== Data provided ==
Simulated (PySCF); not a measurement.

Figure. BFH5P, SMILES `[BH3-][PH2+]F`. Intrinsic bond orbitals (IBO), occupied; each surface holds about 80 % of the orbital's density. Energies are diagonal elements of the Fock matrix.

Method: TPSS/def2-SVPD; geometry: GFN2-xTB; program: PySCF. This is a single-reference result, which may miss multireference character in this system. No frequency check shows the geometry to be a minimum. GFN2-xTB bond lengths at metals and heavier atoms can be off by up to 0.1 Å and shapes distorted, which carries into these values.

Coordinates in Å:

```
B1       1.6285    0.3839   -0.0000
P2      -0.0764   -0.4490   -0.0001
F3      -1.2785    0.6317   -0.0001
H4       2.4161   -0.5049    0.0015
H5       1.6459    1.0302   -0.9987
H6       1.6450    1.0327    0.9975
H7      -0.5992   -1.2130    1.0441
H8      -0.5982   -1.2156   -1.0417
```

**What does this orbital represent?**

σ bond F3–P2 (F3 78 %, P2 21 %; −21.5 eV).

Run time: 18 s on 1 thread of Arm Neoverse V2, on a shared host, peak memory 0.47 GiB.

== Action item ==
Each line of the data should be given back exactly.

== Task solution ==
Simulated (PySCF); not a measurement.

Figure. BFH5P, SMILES `[BH3-][PH2+]F`. Intrinsic bond orbitals (IBO), occupied; each surface holds about 80 % of the orbital's density. Energies are diagonal elements of the Fock matrix.

Method: TPSS/def2-SVPD; geometry: GFN2-xTB; program: PySCF. This is a single-reference result, which may miss multireference character in this system. No frequency check shows the geometry to be a minimum. GFN2-xTB bond lengths at metals and heavier atoms can be off by up to 0.1 Å and shapes distorted, which carries into these values.

Coordinates in Å:

```
B1       1.6285    0.3839   -0.0000
P2      -0.0764   -0.4490   -0.0001
F3      -1.2785    0.6317   -0.0001
H4       2.4161   -0.5049    0.0015
H5       1.6459    1.0302   -0.9987
H6       1.6450    1.0327    0.9975
H7      -0.5992   -1.2130    1.0441
H8      -0.5982   -1.2156   -1.0417
```

**What does this orbital represent?**

σ bond F3–P2 (F3 78 %, P2 21 %; −21.5 eV).

Run time: 18 s on 1 thread of Arm Neoverse V2, on a shared host, peak memory 0.47 GiB.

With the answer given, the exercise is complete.